════════
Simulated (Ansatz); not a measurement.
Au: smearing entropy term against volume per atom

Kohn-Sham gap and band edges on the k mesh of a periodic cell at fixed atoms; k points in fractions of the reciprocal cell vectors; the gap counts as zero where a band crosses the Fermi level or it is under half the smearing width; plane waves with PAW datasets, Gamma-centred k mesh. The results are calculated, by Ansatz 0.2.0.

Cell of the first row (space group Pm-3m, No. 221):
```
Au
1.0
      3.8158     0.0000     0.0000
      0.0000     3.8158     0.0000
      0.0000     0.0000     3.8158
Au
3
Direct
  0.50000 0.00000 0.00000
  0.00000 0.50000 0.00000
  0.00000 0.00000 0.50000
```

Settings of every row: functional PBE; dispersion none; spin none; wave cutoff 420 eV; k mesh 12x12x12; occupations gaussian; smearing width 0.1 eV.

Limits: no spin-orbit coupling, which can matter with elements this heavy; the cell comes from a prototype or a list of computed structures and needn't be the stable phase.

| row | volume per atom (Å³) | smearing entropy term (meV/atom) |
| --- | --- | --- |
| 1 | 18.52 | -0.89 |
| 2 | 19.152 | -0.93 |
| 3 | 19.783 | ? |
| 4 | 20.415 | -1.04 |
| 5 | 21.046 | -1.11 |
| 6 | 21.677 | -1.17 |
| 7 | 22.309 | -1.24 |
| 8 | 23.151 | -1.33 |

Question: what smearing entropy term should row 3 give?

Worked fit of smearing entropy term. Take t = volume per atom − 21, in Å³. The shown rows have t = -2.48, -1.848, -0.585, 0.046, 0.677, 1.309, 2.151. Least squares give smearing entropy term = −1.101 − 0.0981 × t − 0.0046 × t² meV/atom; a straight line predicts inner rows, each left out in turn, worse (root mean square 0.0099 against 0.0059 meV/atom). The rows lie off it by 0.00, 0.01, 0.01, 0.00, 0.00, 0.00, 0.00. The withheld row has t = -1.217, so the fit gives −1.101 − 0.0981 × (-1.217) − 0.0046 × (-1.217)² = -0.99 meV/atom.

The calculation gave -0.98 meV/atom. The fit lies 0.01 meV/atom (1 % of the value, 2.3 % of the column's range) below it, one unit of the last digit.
════════

- Task item
Reproduce exactly, and only, the lines from the start of the entries through the one that contains "Au: smearing entropy".

- Answer area
Simulated (Ansatz); not a measurement.
Au: smearing entropy term against volume per atom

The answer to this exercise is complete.